--- START ---
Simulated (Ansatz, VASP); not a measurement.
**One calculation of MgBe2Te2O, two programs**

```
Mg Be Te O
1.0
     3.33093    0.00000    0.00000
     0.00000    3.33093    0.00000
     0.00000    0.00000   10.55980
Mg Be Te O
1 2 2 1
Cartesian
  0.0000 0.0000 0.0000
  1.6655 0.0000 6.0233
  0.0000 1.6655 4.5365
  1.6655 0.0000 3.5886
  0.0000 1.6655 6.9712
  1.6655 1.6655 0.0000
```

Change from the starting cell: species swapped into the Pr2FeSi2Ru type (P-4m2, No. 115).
--- END ---

*TASK ITEM:* All of the material above needs repeating. Keep it exact.

*EXERCISE ANSWER:*
Simulated (Ansatz, VASP); not a measurement.
**One calculation of MgBe2Te2O, two programs**

```
Mg Be Te O
1.0
     3.33093    0.00000    0.00000
     0.00000    3.33093    0.00000
     0.00000    0.00000   10.55980
Mg Be Te O
1 2 2 1
Cartesian
  0.0000 0.0000 0.0000
  1.6655 0.0000 6.0233
  0.0000 1.6655 4.5365
  1.6655 0.0000 3.5886
  0.0000 1.6655 6.9712
  1.6655 1.6655 0.0000
```

Change from the starting cell: species swapped into the Pr2FeSi2Ru type (P-4m2, No. 115).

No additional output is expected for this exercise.